■ Records provided:
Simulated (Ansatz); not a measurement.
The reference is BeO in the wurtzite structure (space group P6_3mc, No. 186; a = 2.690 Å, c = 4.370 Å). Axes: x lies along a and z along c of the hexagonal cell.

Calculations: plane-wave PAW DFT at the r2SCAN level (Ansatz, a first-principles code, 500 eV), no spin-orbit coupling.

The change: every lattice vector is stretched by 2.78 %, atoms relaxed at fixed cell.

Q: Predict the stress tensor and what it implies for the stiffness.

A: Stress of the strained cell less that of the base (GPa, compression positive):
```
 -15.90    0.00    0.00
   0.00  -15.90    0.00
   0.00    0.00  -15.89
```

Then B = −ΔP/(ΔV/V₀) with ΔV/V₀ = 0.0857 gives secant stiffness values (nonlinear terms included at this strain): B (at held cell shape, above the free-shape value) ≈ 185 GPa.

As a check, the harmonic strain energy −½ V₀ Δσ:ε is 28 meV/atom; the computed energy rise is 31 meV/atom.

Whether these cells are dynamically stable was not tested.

■ Assigned task: The lines needed run from the first line of the data through the line containing "Calculations: plane-wave PAW"; give them again exactly and nothing else.

■ Response:
Simulated (Ansatz); not a measurement.
The reference is BeO in the wurtzite structure (space group P6_3mc, No. 186; a = 2.690 Å, c = 4.370 Å). Axes: x lies along a and z along c of the hexagonal cell.

Calculations: plane-wave PAW DFT at the r2SCAN level (Ansatz, a first-principles code, 500 eV), no spin-orbit coupling.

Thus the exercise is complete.